Work order:
Reproduce the material that follows, please, but only from its first line to the line containing "The values span", inclusive.

Information shown:
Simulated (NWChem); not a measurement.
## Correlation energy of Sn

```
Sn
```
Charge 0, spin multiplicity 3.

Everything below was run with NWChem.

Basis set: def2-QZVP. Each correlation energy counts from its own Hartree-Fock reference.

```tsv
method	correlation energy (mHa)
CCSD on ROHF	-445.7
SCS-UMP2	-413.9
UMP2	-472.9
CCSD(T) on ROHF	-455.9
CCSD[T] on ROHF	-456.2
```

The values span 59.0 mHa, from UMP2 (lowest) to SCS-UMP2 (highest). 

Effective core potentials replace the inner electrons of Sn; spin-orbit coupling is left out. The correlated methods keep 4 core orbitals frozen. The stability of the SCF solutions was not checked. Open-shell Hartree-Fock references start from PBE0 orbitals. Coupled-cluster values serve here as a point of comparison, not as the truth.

Task answer:
Simulated (NWChem); not a measurement.
## Correlation energy of Sn

```
Sn
```
Charge 0, spin multiplicity 3.

Everything below was run with NWChem.

Basis set: def2-QZVP. Each correlation energy counts from its own Hartree-Fock reference.

```tsv
method	correlation energy (mHa)
CCSD on ROHF	-445.7
SCS-UMP2	-413.9
UMP2	-472.9
CCSD(T) on ROHF	-455.9
CCSD[T] on ROHF	-456.2
```

The values span 59.0 mHa, from UMP2 (lowest) to SCS-UMP2 (highest). 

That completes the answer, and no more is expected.